Work item
The line containing "Calculation: PBEsol GGA, VASP's" marks the end: write out exactly every line from the first line of the data below through that line, and only those.

Dataset records
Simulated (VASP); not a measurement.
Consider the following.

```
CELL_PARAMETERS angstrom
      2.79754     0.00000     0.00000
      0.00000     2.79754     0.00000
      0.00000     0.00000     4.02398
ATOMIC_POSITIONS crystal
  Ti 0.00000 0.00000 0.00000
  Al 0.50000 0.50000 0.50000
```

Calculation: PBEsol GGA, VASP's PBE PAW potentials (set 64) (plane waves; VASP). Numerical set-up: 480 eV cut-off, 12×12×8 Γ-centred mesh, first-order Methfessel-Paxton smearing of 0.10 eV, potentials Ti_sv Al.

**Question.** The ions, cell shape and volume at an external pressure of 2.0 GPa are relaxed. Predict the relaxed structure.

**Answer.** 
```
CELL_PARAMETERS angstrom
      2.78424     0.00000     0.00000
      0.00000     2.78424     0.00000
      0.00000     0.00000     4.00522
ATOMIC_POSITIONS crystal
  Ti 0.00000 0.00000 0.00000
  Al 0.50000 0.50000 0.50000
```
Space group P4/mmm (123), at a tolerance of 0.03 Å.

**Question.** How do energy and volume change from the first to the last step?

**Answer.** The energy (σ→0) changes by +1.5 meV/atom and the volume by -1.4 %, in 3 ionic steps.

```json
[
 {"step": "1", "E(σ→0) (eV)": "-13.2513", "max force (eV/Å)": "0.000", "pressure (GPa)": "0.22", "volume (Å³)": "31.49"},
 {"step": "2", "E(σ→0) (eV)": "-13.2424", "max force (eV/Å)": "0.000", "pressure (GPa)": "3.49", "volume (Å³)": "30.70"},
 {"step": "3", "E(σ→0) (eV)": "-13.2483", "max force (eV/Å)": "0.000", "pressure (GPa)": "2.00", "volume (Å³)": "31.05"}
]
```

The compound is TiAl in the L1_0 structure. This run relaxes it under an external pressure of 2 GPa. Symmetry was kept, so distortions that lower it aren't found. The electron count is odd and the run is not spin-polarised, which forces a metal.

Exercise output
Simulated (VASP); not a measurement.
Consider the following.

```
CELL_PARAMETERS angstrom
      2.79754     0.00000     0.00000
      0.00000     2.79754     0.00000
      0.00000     0.00000     4.02398
ATOMIC_POSITIONS crystal
  Ti 0.00000 0.00000 0.00000
  Al 0.50000 0.50000 0.50000
```

Calculation: PBEsol GGA, VASP's PBE PAW potentials (set 64) (plane waves; VASP). Numerical set-up: 480 eV cut-off, 12×12×8 Γ-centred mesh, first-order Methfessel-Paxton smearing of 0.10 eV, potentials Ti_sv Al.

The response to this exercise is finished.